Work task: Your answer should be the full listing, copied word for word.

── Source data ──

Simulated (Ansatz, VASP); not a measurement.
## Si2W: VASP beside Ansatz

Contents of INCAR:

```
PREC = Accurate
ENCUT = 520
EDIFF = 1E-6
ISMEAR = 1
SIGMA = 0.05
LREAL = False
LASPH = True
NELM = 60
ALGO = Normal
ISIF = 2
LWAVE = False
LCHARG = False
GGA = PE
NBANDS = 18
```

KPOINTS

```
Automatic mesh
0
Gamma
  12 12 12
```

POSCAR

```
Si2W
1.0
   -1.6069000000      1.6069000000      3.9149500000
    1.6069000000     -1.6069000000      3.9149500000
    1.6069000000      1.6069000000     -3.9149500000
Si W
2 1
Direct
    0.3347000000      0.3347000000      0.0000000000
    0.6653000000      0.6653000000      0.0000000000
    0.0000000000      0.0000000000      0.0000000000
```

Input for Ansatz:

───

Your response:
Simulated (Ansatz, VASP); not a measurement.
## Si2W: VASP beside Ansatz

Contents of INCAR:

```
PREC = Accurate
ENCUT = 520
EDIFF = 1E-6
ISMEAR = 1
SIGMA = 0.05
LREAL = False
LASPH = True
NELM = 60
ALGO = Normal
ISIF = 2
LWAVE = False
LCHARG = False
GGA = PE
NBANDS = 18
```

KPOINTS

```
Automatic mesh
0
Gamma
  12 12 12
```

POSCAR

```
Si2W
1.0
   -1.6069000000      1.6069000000      3.9149500000
    1.6069000000     -1.6069000000      3.9149500000
    1.6069000000      1.6069000000     -3.9149500000
Si W
2 1
Direct
    0.3347000000      0.3347000000      0.0000000000
    0.6653000000      0.6653000000      0.0000000000
    0.0000000000      0.0000000000      0.0000000000
```

Input for Ansatz:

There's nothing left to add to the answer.